*SUPPLIED DATA*:
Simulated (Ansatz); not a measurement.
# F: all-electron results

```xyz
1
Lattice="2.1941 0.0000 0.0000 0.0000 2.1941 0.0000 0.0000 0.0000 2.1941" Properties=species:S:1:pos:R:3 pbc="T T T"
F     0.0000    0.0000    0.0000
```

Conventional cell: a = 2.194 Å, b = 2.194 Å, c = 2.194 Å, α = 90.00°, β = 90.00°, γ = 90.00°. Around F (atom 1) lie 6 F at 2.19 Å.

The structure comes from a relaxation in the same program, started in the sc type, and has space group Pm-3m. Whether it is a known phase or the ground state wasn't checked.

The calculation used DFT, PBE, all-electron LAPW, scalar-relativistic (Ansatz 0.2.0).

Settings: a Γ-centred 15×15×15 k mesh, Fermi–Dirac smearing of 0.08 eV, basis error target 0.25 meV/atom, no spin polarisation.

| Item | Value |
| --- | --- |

*ACTION ITEM*: Beginning at the first line of the records, retype exactly every line up to and including the one with "The structure comes".

*TASK ANSWER*:
Simulated (Ansatz); not a measurement.
# F: all-electron results

```xyz
1
Lattice="2.1941 0.0000 0.0000 0.0000 2.1941 0.0000 0.0000 0.0000 2.1941" Properties=species:S:1:pos:R:3 pbc="T T T"
F     0.0000    0.0000    0.0000
```

Conventional cell: a = 2.194 Å, b = 2.194 Å, c = 2.194 Å, α = 90.00°, β = 90.00°, γ = 90.00°. Around F (atom 1) lie 6 F at 2.19 Å.

The structure comes from a relaxation in the same program, started in the sc type, and has space group Pm-3m. Whether it is a known phase or the ground state wasn't checked.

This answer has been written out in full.